════

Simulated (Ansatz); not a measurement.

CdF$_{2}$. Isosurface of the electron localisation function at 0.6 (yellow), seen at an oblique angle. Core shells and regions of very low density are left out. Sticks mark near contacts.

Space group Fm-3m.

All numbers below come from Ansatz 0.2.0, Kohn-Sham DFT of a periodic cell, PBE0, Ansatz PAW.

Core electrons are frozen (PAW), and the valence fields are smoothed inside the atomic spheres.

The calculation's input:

════

▶ ACTION ITEM
When you reach the end of the listing, print it again in full, exactly as given.

▶ WRITTEN RESPONSE
Simulated (Ansatz); not a measurement.

CdF$_{2}$. Isosurface of the electron localisation function at 0.6 (yellow), seen at an oblique angle. Core shells and regions of very low density are left out. Sticks mark near contacts.

Space group Fm-3m.

All numbers below come from Ansatz 0.2.0, Kohn-Sham DFT of a periodic cell, PBE0, Ansatz PAW.

Core electrons are frozen (PAW), and the valence fields are smoothed inside the atomic spheres.

The calculation's input:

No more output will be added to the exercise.